### Source data
|---|
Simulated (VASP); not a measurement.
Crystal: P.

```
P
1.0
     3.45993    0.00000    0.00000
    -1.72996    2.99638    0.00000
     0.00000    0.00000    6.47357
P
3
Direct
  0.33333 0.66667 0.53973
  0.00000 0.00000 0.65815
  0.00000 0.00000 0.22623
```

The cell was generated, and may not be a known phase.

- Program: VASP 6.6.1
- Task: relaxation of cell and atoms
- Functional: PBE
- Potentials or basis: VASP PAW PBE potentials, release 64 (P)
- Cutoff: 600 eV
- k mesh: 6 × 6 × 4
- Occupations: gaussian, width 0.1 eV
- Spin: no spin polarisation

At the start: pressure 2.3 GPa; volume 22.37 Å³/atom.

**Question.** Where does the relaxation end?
|---|

The range runs from the line above containing "The cell was" to the line containing "- Spin: no spin polarisation", inclusive. Restate those lines word for word and no others.

The cell was generated, and may not be a known phase.

- Program: VASP 6.6.1
- Task: relaxation of cell and atoms
- Functional: PBE
- Potentials or basis: VASP PAW PBE potentials, release 64 (P)
- Cutoff: 600 eV
- k mesh: 6 × 6 × 4
- Occupations: gaussian, width 0.1 eV
- Spin: no spin polarisation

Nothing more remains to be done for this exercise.